Work item »
Give back the full material exactly. Omit no line.

· · · · ·

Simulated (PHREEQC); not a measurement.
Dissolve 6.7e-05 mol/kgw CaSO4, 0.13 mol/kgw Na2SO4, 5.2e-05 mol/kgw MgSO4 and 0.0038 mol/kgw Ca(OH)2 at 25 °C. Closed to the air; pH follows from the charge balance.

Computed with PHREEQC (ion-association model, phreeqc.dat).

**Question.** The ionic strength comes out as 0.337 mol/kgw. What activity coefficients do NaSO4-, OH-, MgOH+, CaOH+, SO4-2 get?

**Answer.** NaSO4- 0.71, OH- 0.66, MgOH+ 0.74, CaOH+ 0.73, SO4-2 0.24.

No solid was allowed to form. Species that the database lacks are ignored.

· · · · ·

Answer space »
Simulated (PHREEQC); not a measurement.
Dissolve 6.7e-05 mol/kgw CaSO4, 0.13 mol/kgw Na2SO4, 5.2e-05 mol/kgw MgSO4 and 0.0038 mol/kgw Ca(OH)2 at 25 °C. Closed to the air; pH follows from the charge balance.

Computed with PHREEQC (ion-association model, phreeqc.dat).

**Question.** The ionic strength comes out as 0.337 mol/kgw. What activity coefficients do NaSO4-, OH-, MgOH+, CaOH+, SO4-2 get?

**Answer.** NaSO4- 0.71, OH- 0.66, MgOH+ 0.74, CaOH+ 0.73, SO4-2 0.24.

No solid was allowed to form. Species that the database lacks are ignored.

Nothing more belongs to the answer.